(INFORMATION)

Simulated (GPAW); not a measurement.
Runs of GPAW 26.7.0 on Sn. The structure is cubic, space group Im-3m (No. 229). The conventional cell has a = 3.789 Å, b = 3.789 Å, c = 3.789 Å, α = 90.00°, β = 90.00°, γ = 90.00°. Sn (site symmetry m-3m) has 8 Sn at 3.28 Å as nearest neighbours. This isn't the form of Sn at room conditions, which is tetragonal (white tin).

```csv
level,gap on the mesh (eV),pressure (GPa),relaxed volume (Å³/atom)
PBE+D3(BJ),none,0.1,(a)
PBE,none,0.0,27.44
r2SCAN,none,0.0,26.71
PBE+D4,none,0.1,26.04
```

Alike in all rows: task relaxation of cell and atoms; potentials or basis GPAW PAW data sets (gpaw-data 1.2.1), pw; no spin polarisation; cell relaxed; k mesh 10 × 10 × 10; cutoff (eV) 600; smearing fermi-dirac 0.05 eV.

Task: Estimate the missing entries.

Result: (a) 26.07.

(End INFORMATION)

▶ [BRIEF]:
Send back exactly the lines of the listing above starting at the one with "Runs of GPAW" and ending at the one with "Task: Estimate the missing entries.", inclusive, and no others.

▶ [TASK RESULT]:
Runs of GPAW 26.7.0 on Sn. The structure is cubic, space group Im-3m (No. 229). The conventional cell has a = 3.789 Å, b = 3.789 Å, c = 3.789 Å, α = 90.00°, β = 90.00°, γ = 90.00°. Sn (site symmetry m-3m) has 8 Sn at 3.28 Å as nearest neighbours. This isn't the form of Sn at room conditions, which is tetragonal (white tin).

```csv
level,gap on the mesh (eV),pressure (GPa),relaxed volume (Å³/atom)
PBE+D3(BJ),none,0.1,(a)
PBE,none,0.0,27.44
r2SCAN,none,0.0,26.71
PBE+D4,none,0.1,26.04
```

Alike in all rows: task relaxation of cell and atoms; potentials or basis GPAW PAW data sets (gpaw-data 1.2.1), pw; no spin polarisation; cell relaxed; k mesh 10 × 10 × 10; cutoff (eV) 600; smearing fermi-dirac 0.05 eV.

Task: Estimate the missing entries.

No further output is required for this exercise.